→ EXTRACTED ENTRIES

════════════════

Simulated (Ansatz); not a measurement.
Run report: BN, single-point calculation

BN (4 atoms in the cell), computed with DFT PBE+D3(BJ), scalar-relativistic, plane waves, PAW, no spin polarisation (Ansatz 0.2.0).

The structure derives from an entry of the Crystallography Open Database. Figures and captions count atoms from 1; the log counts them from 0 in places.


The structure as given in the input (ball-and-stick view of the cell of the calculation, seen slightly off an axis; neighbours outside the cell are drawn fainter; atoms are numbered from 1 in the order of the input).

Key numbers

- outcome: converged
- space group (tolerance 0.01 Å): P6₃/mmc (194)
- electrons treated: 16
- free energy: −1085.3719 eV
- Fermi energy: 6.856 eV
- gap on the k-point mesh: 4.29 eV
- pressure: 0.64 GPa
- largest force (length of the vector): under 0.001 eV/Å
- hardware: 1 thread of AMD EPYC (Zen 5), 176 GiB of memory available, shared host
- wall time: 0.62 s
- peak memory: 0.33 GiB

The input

════════════════

→ EXERCISE
Find the line with "- Fermi energy: 6.856 eV" in the material above. Reproduce it and each line after it up to and including the line with "- peak memory: 0.33 GiB".

→ SOLUTION
- Fermi energy: 6.856 eV
- gap on the k-point mesh: 4.29 eV
- pressure: 0.64 GPa
- largest force (length of the vector): under 0.001 eV/Å
- hardware: 1 thread of AMD EPYC (Zen 5), 176 GiB of memory available, shared host
- wall time: 0.62 s
- peak memory: 0.33 GiB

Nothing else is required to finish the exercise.